== DATA EXTRACTS ==

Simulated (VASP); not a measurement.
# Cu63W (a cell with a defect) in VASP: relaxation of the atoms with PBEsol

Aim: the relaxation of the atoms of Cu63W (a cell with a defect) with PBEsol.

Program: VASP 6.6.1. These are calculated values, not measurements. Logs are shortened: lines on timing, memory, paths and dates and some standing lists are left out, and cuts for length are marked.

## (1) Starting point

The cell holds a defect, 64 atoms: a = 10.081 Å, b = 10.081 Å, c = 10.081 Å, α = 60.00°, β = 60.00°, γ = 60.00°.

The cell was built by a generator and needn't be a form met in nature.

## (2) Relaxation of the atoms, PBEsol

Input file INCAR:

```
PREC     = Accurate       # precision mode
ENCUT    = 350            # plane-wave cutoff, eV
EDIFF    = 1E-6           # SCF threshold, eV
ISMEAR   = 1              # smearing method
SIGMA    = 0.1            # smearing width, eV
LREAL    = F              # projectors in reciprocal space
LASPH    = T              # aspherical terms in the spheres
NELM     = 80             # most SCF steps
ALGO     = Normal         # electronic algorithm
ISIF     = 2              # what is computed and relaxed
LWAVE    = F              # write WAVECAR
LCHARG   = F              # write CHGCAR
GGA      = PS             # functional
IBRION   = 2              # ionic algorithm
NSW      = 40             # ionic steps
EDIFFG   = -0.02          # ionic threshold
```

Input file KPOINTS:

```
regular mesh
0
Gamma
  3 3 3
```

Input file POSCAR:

===

**REQUIREMENT**. What's required is that all of the material be returned exactly.

**WRITTEN RESPONSE**.
Simulated (VASP); not a measurement.
# Cu63W (a cell with a defect) in VASP: relaxation of the atoms with PBEsol

Aim: the relaxation of the atoms of Cu63W (a cell with a defect) with PBEsol.

Program: VASP 6.6.1. These are calculated values, not measurements. Logs are shortened: lines on timing, memory, paths and dates and some standing lists are left out, and cuts for length are marked.

## (1) Starting point

The cell holds a defect, 64 atoms: a = 10.081 Å, b = 10.081 Å, c = 10.081 Å, α = 60.00°, β = 60.00°, γ = 60.00°.

The cell was built by a generator and needn't be a form met in nature.

## (2) Relaxation of the atoms, PBEsol

Input file INCAR:

```
PREC     = Accurate       # precision mode
ENCUT    = 350            # plane-wave cutoff, eV
EDIFF    = 1E-6           # SCF threshold, eV
ISMEAR   = 1              # smearing method
SIGMA    = 0.1            # smearing width, eV
LREAL    = F              # projectors in reciprocal space
LASPH    = T              # aspherical terms in the spheres
NELM     = 80             # most SCF steps
ALGO     = Normal         # electronic algorithm
ISIF     = 2              # what is computed and relaxed
LWAVE    = F              # write WAVECAR
LCHARG   = F              # write CHGCAR
GGA      = PS             # functional
IBRION   = 2              # ionic algorithm
NSW      = 40             # ionic steps
EDIFFG   = -0.02          # ionic threshold
```

Input file KPOINTS:

```
regular mesh
0
Gamma
  3 3 3
```

Input file POSCAR:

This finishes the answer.